• [WORK REQUEST]:
Print the listing below from its opening line through the line holding "### What happened in the run?", both ends included.

• [GIVEN ENTRIES]:
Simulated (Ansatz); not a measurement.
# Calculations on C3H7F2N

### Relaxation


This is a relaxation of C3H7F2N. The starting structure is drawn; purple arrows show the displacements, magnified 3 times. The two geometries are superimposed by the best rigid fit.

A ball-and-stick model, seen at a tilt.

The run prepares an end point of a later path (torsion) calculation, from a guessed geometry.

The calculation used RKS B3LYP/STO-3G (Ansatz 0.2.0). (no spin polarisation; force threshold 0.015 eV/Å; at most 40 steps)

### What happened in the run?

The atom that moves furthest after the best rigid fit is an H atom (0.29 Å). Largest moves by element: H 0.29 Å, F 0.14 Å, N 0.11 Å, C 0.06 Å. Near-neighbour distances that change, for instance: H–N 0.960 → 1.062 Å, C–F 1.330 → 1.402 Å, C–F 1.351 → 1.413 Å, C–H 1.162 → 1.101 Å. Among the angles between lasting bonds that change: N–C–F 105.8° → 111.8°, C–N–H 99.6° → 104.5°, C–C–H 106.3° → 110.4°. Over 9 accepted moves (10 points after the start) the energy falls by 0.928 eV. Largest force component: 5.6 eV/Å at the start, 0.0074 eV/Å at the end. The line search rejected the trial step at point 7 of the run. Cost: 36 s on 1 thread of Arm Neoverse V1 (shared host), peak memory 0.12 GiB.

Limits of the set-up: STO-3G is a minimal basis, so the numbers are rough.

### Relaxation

• [EXERCISE OUTPUT]:
Simulated (Ansatz); not a measurement.
# Calculations on C3H7F2N

### Relaxation


This is a relaxation of C3H7F2N. The starting structure is drawn; purple arrows show the displacements, magnified 3 times. The two geometries are superimposed by the best rigid fit.

A ball-and-stick model, seen at a tilt.

The run prepares an end point of a later path (torsion) calculation, from a guessed geometry.

The calculation used RKS B3LYP/STO-3G (Ansatz 0.2.0). (no spin polarisation; force threshold 0.015 eV/Å; at most 40 steps)

### What happened in the run?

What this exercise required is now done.